BRIEF
Your answer should be the lines below from the one with "- First axis: distance" to the one with "What will the energy surface look like?", both included, given again exactly and with nothing added.

(DATA SUPPLIED)
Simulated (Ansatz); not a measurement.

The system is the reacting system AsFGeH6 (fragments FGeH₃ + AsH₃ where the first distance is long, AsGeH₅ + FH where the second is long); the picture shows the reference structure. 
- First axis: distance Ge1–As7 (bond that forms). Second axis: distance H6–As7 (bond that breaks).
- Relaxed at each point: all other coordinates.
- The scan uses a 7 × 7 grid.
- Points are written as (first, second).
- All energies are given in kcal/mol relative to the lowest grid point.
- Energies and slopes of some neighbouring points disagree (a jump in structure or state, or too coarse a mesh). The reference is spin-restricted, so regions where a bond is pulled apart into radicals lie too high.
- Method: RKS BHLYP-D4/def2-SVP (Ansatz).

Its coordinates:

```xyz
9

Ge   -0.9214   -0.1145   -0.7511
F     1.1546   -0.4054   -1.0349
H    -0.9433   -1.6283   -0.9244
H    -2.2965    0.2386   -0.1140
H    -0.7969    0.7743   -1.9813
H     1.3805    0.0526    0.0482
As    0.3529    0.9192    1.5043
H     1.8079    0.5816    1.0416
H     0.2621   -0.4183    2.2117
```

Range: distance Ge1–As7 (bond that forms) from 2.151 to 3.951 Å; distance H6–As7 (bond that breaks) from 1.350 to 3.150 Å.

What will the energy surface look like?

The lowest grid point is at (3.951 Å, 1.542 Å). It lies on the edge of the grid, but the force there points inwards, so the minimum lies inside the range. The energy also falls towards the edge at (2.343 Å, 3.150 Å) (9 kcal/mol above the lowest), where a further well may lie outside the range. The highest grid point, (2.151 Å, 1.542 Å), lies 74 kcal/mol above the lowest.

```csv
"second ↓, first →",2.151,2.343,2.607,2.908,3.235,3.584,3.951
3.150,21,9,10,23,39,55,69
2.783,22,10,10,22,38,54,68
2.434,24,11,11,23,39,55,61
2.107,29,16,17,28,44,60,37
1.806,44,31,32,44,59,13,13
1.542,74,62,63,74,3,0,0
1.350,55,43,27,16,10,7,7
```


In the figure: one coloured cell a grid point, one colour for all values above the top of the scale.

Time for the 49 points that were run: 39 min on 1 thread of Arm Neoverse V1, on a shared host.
(End DATA SUPPLIED)

WRITTEN RESPONSE
- First axis: distance Ge1–As7 (bond that forms). Second axis: distance H6–As7 (bond that breaks).
- Relaxed at each point: all other coordinates.
- The scan uses a 7 × 7 grid.
- Points are written as (first, second).
- All energies are given in kcal/mol relative to the lowest grid point.
- Energies and slopes of some neighbouring points disagree (a jump in structure or state, or too coarse a mesh). The reference is spin-restricted, so regions where a bond is pulled apart into radicals lie too high.
- Method: RKS BHLYP-D4/def2-SVP (Ansatz).

Its coordinates:

```xyz
9

Ge   -0.9214   -0.1145   -0.7511
F     1.1546   -0.4054   -1.0349
H    -0.9433   -1.6283   -0.9244
H    -2.2965    0.2386   -0.1140
H    -0.7969    0.7743   -1.9813
H     1.3805    0.0526    0.0482
As    0.3529    0.9192    1.5043
H     1.8079    0.5816    1.0416
H     0.2621   -0.4183    2.2117
```

Range: distance Ge1–As7 (bond that forms) from 2.151 to 3.951 Å; distance H6–As7 (bond that breaks) from 1.350 to 3.150 Å.

What will the energy surface look like?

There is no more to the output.